Task item: Start at the first line of the listing below. Write out each line exactly, stopping after the one that contains "H3 | -0.34 | 0.56 |".

Data to examine:
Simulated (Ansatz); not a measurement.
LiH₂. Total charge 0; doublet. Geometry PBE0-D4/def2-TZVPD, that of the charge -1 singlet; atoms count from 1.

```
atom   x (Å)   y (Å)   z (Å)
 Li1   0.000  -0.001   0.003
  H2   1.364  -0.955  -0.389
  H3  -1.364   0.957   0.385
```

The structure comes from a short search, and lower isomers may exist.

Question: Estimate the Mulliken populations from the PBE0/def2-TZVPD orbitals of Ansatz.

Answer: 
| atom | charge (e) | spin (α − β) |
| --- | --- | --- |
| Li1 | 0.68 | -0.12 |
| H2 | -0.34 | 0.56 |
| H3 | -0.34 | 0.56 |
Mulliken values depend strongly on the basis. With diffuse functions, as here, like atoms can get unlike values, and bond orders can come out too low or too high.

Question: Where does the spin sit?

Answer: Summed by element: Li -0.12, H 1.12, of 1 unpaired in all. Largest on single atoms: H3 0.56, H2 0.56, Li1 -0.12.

Problem solution:
Simulated (Ansatz); not a measurement.
LiH₂. Total charge 0; doublet. Geometry PBE0-D4/def2-TZVPD, that of the charge -1 singlet; atoms count from 1.

```
atom   x (Å)   y (Å)   z (Å)
 Li1   0.000  -0.001   0.003
  H2   1.364  -0.955  -0.389
  H3  -1.364   0.957   0.385
```

The structure comes from a short search, and lower isomers may exist.

Question: Estimate the Mulliken populations from the PBE0/def2-TZVPD orbitals of Ansatz.

Answer: 
| atom | charge (e) | spin (α − β) |
| --- | --- | --- |
| Li1 | 0.68 | -0.12 |
| H2 | -0.34 | 0.56 |
| H3 | -0.34 | 0.56 |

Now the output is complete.